Listed entries =>
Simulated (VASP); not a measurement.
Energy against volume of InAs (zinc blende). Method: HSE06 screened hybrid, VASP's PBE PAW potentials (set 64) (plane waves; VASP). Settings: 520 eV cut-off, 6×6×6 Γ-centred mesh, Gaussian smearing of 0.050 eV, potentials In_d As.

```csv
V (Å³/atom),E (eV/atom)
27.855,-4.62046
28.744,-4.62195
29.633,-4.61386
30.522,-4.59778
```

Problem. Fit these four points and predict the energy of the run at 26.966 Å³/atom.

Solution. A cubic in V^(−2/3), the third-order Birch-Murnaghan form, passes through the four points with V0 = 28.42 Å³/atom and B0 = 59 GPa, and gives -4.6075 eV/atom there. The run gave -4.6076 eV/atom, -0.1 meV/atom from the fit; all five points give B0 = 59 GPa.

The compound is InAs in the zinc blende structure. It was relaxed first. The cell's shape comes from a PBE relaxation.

Assigned task =>
Write out a verbatim copy of the data, beginning with its first line and ending with the line that contains "Solution. A cubic".

Reply =>
Simulated (VASP); not a measurement.
Energy against volume of InAs (zinc blende). Method: HSE06 screened hybrid, VASP's PBE PAW potentials (set 64) (plane waves; VASP). Settings: 520 eV cut-off, 6×6×6 Γ-centred mesh, Gaussian smearing of 0.050 eV, potentials In_d As.

```csv
V (Å³/atom),E (eV/atom)
27.855,-4.62046
28.744,-4.62195
29.633,-4.61386
30.522,-4.59778
```

Problem. Fit these four points and predict the energy of the run at 26.966 Å³/atom.

Solution. A cubic in V^(−2/3), the third-order Birch-Murnaghan form, passes through the four points with V0 = 28.42 Å³/atom and B0 = 59 GPa, and gives -4.6075 eV/atom there. The run gave -4.6076 eV/atom, -0.1 meV/atom from the fit; all five points give B0 = 59 GPa.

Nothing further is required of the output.